# GIVEN INFORMATION
┄┄┄┄┄┄

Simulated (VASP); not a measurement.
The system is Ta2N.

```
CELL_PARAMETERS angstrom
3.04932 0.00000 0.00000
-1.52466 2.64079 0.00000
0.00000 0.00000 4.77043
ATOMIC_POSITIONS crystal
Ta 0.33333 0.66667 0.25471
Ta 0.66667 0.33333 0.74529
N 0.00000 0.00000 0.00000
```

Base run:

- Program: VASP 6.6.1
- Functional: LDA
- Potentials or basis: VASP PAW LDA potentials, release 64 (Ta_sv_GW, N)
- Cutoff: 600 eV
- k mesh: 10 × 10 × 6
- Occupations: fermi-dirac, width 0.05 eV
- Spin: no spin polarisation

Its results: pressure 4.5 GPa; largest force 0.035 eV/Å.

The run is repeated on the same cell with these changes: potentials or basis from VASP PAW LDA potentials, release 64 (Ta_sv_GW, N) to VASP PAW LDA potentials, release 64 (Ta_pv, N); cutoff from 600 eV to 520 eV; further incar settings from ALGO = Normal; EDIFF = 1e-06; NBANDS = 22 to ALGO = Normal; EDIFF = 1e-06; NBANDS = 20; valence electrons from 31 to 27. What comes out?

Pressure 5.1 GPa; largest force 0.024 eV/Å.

┄┄┄┄┄┄

# EXERCISE
Through the line that contains "The run is repeated", copy the material above exactly, beginning at its first line and including nothing more.

# RESPONSE BOX
Simulated (VASP); not a measurement.
The system is Ta2N.

```
CELL_PARAMETERS angstrom
3.04932 0.00000 0.00000
-1.52466 2.64079 0.00000
0.00000 0.00000 4.77043
ATOMIC_POSITIONS crystal
Ta 0.33333 0.66667 0.25471
Ta 0.66667 0.33333 0.74529
N 0.00000 0.00000 0.00000
```

Base run:

- Program: VASP 6.6.1
- Functional: LDA
- Potentials or basis: VASP PAW LDA potentials, release 64 (Ta_sv_GW, N)
- Cutoff: 600 eV
- k mesh: 10 × 10 × 6
- Occupations: fermi-dirac, width 0.05 eV
- Spin: no spin polarisation

Its results: pressure 4.5 GPa; largest force 0.035 eV/Å.

The run is repeated on the same cell with these changes: potentials or basis from VASP PAW LDA potentials, release 64 (Ta_sv_GW, N) to VASP PAW LDA potentials, release 64 (Ta_pv, N); cutoff from 600 eV to 520 eV; further incar settings from ALGO = Normal; EDIFF = 1e-06; NBANDS = 22 to ALGO = Normal; EDIFF = 1e-06; NBANDS = 20; valence electrons from 31 to 27. What comes out?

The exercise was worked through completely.